• _DATA SUPPLIED_:
◆ ◆ ◆

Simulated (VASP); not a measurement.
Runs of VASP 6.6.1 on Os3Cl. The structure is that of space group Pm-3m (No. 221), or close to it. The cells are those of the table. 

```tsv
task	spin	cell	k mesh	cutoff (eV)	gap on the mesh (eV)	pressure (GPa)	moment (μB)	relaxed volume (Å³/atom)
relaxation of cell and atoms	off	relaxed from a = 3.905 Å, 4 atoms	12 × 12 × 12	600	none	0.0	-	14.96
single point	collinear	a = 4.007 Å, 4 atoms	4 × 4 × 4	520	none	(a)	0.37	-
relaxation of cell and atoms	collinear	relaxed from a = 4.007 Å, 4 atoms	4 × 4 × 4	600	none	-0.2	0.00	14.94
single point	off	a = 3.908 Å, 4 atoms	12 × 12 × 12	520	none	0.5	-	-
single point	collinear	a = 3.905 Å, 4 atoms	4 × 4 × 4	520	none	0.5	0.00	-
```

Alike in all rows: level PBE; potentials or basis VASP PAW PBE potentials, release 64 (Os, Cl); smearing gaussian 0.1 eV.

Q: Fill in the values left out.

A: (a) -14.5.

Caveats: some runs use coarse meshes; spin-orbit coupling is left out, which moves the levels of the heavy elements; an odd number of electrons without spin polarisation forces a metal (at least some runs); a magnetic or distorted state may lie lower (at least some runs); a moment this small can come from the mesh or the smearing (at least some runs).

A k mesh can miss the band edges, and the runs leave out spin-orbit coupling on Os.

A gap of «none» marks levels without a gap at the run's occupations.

◆ ◆ ◆

Give back precisely the lines above that start at the line containing "Alike in all" and end at the line containing "A k mesh can", inclusive. No other lines belong in the output.

Alike in all rows: level PBE; potentials or basis VASP PAW PBE potentials, release 64 (Os, Cl); smearing gaussian 0.1 eV.

Q: Fill in the values left out.

A: (a) -14.5.

Caveats: some runs use coarse meshes; spin-orbit coupling is left out, which moves the levels of the heavy elements; an odd number of electrons without spin polarisation forces a metal (at least some runs); a magnetic or distorted state may lie lower (at least some runs); a moment this small can come from the mesh or the smearing (at least some runs).

A k mesh can miss the band edges, and the runs leave out spin-orbit coupling on Os.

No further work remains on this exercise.